» Work instruction: Set out exactly, line by line, the stretch of data below that begins at the line containing "# AlGa3As4: the cost of one run" and ends at the line containing "The structure is", with both ends kept.

» Records shown:
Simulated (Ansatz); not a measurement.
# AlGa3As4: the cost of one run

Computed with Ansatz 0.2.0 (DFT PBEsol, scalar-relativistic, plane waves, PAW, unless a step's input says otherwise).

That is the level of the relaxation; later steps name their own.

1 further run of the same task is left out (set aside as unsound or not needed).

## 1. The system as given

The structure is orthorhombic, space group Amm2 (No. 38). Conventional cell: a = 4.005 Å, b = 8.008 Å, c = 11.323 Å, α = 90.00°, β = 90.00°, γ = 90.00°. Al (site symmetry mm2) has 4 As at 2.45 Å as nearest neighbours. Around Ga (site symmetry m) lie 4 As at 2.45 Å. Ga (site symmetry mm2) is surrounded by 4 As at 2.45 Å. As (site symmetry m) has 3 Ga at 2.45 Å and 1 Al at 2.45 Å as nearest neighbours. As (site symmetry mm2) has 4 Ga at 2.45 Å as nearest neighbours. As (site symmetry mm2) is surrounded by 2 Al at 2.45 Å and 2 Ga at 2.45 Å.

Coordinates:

» Task answer:
# AlGa3As4: the cost of one run

Computed with Ansatz 0.2.0 (DFT PBEsol, scalar-relativistic, plane waves, PAW, unless a step's input says otherwise).

That is the level of the relaxation; later steps name their own.

1 further run of the same task is left out (set aside as unsound or not needed).

## 1. The system as given

The structure is orthorhombic, space group Amm2 (No. 38). Conventional cell: a = 4.005 Å, b = 8.008 Å, c = 11.323 Å, α = 90.00°, β = 90.00°, γ = 90.00°. Al (site symmetry mm2) has 4 As at 2.45 Å as nearest neighbours. Around Ga (site symmetry m) lie 4 As at 2.45 Å. Ga (site symmetry mm2) is surrounded by 4 As at 2.45 Å. As (site symmetry m) has 3 Ga at 2.45 Å and 1 Al at 2.45 Å as nearest neighbours. As (site symmetry mm2) has 4 Ga at 2.45 Å as nearest neighbours. As (site symmetry mm2) is surrounded by 2 Al at 2.45 Å and 2 Ga at 2.45 Å.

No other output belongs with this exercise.